- **Required action**: Each line below from the one containing "1s − 2p3/2 (eV) |" through the one containing "106.46 | 1739.86 |" should be output exactly as it stands, and no other line should appear.

- **Record set**:
- Opening Delimiter -

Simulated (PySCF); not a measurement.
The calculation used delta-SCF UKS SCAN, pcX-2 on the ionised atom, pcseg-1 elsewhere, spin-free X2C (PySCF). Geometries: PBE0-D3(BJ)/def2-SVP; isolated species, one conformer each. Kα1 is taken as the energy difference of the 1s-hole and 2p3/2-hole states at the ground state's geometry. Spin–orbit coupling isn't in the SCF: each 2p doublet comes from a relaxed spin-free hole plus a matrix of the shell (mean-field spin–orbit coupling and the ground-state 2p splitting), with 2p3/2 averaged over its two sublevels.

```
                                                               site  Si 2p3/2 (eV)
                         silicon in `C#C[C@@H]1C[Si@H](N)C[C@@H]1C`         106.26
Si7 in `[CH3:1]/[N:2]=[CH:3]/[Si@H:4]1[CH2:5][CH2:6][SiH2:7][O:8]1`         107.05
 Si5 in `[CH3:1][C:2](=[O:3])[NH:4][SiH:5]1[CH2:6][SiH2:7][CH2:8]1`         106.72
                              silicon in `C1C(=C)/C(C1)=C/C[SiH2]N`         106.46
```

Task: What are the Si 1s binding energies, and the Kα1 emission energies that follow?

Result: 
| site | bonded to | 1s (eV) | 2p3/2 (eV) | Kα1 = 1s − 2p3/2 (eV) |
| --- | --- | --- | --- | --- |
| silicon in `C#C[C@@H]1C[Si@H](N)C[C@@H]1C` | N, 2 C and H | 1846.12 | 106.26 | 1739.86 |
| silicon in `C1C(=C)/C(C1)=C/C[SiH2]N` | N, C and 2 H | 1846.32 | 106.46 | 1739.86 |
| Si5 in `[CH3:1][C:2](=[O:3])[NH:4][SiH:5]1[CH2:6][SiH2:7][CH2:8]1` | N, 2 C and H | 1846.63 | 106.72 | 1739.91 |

- Closing Delimiter -

- **Written answer**:
| site | bonded to | 1s (eV) | 2p3/2 (eV) | Kα1 = 1s − 2p3/2 (eV) |
| --- | --- | --- | --- | --- |
| silicon in `C#C[C@@H]1C[Si@H](N)C[C@@H]1C` | N, 2 C and H | 1846.12 | 106.26 | 1739.86 |
| silicon in `C1C(=C)/C(C1)=C/C[SiH2]N` | N, C and 2 H | 1846.32 | 106.46 | 1739.86 |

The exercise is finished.